• SUPPLIED RECORDS:
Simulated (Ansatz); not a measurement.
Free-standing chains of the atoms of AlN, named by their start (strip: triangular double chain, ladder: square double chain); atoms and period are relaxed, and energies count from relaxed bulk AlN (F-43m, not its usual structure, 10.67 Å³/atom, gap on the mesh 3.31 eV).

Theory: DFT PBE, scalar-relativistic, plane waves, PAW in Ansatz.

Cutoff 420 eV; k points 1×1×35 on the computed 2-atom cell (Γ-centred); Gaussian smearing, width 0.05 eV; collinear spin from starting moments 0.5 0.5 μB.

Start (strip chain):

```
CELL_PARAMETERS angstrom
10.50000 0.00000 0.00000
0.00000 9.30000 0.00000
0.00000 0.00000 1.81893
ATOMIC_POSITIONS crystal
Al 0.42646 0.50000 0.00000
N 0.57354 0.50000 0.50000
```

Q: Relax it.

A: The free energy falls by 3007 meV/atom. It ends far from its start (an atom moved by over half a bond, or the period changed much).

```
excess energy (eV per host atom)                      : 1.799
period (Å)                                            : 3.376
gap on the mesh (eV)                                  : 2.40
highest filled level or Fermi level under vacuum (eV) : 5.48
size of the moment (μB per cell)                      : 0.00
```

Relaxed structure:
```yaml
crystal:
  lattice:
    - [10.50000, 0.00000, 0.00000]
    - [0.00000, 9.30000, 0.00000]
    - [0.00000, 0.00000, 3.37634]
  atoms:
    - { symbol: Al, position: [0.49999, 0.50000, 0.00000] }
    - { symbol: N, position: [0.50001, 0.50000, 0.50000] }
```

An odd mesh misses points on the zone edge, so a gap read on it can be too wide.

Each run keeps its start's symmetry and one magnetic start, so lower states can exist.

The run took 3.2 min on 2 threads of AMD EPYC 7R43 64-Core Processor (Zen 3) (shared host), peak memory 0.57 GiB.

• REQUIREMENT:
Reproduce the lines of the entries above from the one with "An odd mesh" to the one with "Each run keeps", both included, exactly and without any other line.

• RESPONSE BOX:
An odd mesh misses points on the zone edge, so a gap read on it can be too wide.

Each run keeps its start's symmetry and one magnetic start, so lower states can exist.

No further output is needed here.